┄┄┄┄┄┄
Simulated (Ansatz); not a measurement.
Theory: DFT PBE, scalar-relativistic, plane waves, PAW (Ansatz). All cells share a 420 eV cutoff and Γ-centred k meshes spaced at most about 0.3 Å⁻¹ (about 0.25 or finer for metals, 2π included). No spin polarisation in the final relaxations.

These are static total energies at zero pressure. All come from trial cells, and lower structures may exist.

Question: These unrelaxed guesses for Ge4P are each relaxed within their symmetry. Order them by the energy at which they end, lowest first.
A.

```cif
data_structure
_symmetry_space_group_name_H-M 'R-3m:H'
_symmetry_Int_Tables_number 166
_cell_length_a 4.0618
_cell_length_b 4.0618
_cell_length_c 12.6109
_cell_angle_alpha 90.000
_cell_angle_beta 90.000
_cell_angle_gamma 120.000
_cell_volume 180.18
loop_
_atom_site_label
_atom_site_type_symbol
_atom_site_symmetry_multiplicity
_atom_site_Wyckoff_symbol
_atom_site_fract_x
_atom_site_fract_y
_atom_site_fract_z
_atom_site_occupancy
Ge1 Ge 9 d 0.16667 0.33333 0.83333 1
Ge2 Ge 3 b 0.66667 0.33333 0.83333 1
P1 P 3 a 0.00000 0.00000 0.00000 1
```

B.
┄┄┄┄┄┄

Exercise :: Output each line exactly, from the first line of the data down to the line that contains "These are static", both included.

Your solution ::
Simulated (Ansatz); not a measurement.
Theory: DFT PBE, scalar-relativistic, plane waves, PAW (Ansatz). All cells share a 420 eV cutoff and Γ-centred k meshes spaced at most about 0.3 Å⁻¹ (about 0.25 or finer for metals, 2π included). No spin polarisation in the final relaxations.

These are static total energies at zero pressure. All come from trial cells, and lower structures may exist.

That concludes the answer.